**Provided information:**
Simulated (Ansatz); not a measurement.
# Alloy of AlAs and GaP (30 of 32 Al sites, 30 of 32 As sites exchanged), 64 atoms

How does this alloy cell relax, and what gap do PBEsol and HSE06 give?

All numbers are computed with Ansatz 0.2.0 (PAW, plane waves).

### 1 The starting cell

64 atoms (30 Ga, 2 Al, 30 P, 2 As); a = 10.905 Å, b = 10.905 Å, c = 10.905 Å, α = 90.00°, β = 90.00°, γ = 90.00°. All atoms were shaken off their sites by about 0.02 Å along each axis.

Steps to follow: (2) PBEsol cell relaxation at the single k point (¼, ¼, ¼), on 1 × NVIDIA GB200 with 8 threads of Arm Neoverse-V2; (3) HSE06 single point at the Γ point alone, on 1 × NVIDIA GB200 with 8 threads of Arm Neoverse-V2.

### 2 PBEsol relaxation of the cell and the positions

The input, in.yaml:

**Required action:** Repeat the data word for word, starting at its first line and stopping after the line that contains "### 1 The starting cell".

**Task response:**
Simulated (Ansatz); not a measurement.
# Alloy of AlAs and GaP (30 of 32 Al sites, 30 of 32 As sites exchanged), 64 atoms

How does this alloy cell relax, and what gap do PBEsol and HSE06 give?

All numbers are computed with Ansatz 0.2.0 (PAW, plane waves).

### 1 The starting cell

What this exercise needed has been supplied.